PROVIDED INFORMATION:
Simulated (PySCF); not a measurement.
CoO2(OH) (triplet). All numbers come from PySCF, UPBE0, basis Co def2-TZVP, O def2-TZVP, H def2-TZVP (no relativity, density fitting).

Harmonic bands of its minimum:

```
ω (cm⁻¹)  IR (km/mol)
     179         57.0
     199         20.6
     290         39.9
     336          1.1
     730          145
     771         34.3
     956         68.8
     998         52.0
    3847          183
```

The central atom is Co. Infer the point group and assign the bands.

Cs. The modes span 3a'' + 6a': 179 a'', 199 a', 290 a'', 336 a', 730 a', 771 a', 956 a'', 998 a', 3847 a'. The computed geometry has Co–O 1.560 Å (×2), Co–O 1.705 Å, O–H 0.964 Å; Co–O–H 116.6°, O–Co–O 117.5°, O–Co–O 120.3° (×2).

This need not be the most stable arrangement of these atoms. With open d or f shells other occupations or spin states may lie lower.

EXERCISE: Using the entries shown above, reproduce verbatim the lines from the line bearing "CoO2(OH) (triplet). All" to the line bearing "Cs. The modes", inclusive.

YOUR RESPONSE:
CoO2(OH) (triplet). All numbers come from PySCF, UPBE0, basis Co def2-TZVP, O def2-TZVP, H def2-TZVP (no relativity, density fitting).

Harmonic bands of its minimum:

```
ω (cm⁻¹)  IR (km/mol)
     179         57.0
     199         20.6
     290         39.9
     336          1.1
     730          145
     771         34.3
     956         68.8
     998         52.0
    3847          183
```

The central atom is Co. Infer the point group and assign the bands.

Cs. The modes span 3a'' + 6a': 179 a'', 199 a', 290 a'', 336 a', 730 a', 771 a', 956 a'', 998 a', 3847 a'. The computed geometry has Co–O 1.560 Å (×2), Co–O 1.705 Å, O–H 0.964 Å; Co–O–H 116.6°, O–Co–O 117.5°, O–Co–O 120.3° (×2).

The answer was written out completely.